#### [Work item]
Return the following from the records below: each line, word for word, starting with the line that contains "Describe the run." and going on through the line that contains "The mean temperature", with nothing outside that range.

#### [Material supplied]
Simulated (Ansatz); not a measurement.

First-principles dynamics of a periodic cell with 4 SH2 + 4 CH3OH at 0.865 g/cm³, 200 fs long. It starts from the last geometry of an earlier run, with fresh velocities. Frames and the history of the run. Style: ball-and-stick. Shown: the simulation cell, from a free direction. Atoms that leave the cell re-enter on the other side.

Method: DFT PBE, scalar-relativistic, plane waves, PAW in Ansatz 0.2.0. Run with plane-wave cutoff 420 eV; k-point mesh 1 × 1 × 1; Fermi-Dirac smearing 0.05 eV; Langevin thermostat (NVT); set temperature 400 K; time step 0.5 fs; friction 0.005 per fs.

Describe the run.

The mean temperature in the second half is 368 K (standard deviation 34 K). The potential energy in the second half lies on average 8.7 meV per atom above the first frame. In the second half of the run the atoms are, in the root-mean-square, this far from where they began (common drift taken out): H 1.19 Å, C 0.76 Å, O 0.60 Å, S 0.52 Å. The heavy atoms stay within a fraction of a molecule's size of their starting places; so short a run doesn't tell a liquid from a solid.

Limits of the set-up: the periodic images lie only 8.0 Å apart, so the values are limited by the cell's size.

#### [Answer box]
Describe the run.

The mean temperature in the second half is 368 K (standard deviation 34 K). The potential energy in the second half lies on average 8.7 meV per atom above the first frame. In the second half of the run the atoms are, in the root-mean-square, this far from where they began (common drift taken out): H 1.19 Å, C 0.76 Å, O 0.60 Å, S 0.52 Å. The heavy atoms stay within a fraction of a molecule's size of their starting places; so short a run doesn't tell a liquid from a solid.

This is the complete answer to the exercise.